[Work request]:
Reproduce every entry exactly, without alteration.

[Data]:
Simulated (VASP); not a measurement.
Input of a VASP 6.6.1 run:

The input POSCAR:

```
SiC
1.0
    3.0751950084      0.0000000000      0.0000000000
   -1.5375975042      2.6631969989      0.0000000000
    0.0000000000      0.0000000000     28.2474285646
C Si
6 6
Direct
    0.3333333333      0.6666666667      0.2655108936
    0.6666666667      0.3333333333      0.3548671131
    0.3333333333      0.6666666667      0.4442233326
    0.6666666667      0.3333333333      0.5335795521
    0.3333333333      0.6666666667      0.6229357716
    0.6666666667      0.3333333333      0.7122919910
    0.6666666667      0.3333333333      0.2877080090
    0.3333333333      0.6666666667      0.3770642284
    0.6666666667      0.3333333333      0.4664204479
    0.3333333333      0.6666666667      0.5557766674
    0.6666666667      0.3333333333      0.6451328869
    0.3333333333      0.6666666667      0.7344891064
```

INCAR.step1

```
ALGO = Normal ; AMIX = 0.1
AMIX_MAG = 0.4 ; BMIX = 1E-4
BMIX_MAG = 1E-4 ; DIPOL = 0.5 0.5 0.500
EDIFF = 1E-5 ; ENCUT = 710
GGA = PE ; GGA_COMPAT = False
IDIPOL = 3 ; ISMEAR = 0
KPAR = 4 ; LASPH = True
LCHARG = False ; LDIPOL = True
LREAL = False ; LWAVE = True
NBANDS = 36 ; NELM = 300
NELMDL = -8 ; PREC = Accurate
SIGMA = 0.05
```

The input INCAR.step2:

[Exercise output]:
Simulated (VASP); not a measurement.
Input of a VASP 6.6.1 run:

The input POSCAR:

```
SiC
1.0
    3.0751950084      0.0000000000      0.0000000000
   -1.5375975042      2.6631969989      0.0000000000
    0.0000000000      0.0000000000     28.2474285646
C Si
6 6
Direct
    0.3333333333      0.6666666667      0.2655108936
    0.6666666667      0.3333333333      0.3548671131
    0.3333333333      0.6666666667      0.4442233326
    0.6666666667      0.3333333333      0.5335795521
    0.3333333333      0.6666666667      0.6229357716
    0.6666666667      0.3333333333      0.7122919910
    0.6666666667      0.3333333333      0.2877080090
    0.3333333333      0.6666666667      0.3770642284
    0.6666666667      0.3333333333      0.4664204479
    0.3333333333      0.6666666667      0.5557766674
    0.6666666667      0.3333333333      0.6451328869
    0.3333333333      0.6666666667      0.7344891064
```

INCAR.step1

```
ALGO = Normal ; AMIX = 0.1
AMIX_MAG = 0.4 ; BMIX = 1E-4
BMIX_MAG = 1E-4 ; DIPOL = 0.5 0.5 0.500
EDIFF = 1E-5 ; ENCUT = 710
GGA = PE ; GGA_COMPAT = False
IDIPOL = 3 ; ISMEAR = 0
KPAR = 4 ; LASPH = True
LCHARG = False ; LDIPOL = True
LREAL = False ; LWAVE = True
NBANDS = 36 ; NELM = 300
NELMDL = -8 ; PREC = Accurate
SIGMA = 0.05
```

The input INCAR.step2:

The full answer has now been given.